Work task: Lines to restate from the data below: from the one containing "Item | Value |" to the one containing "spin polarisation |", both included. Give them again exactly, and only them.

━━━ Listed records ━━━

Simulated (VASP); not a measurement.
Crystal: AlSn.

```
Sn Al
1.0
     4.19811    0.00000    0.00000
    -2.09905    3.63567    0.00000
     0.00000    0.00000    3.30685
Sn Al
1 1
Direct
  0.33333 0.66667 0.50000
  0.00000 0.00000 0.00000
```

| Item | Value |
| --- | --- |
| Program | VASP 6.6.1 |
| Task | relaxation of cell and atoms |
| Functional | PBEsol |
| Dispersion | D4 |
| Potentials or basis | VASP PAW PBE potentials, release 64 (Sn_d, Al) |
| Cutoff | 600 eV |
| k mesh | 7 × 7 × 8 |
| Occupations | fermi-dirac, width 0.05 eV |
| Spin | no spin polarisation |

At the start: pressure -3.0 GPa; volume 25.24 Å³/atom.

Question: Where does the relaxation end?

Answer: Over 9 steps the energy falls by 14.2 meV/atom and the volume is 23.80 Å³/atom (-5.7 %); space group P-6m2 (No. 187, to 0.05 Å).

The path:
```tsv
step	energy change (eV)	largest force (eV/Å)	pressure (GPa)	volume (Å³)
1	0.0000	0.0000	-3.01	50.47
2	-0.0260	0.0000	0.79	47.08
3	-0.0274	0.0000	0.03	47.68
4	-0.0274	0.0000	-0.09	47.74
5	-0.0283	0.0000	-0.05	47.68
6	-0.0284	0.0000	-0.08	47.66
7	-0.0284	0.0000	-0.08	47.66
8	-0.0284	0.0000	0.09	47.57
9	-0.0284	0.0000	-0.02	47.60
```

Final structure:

━━━

Written response:
| Item | Value |
| --- | --- |
| Program | VASP 6.6.1 |
| Task | relaxation of cell and atoms |
| Functional | PBEsol |
| Dispersion | D4 |
| Potentials or basis | VASP PAW PBE potentials, release 64 (Sn_d, Al) |
| Cutoff | 600 eV |
| k mesh | 7 × 7 × 8 |
| Occupations | fermi-dirac, width 0.05 eV |
| Spin | no spin polarisation |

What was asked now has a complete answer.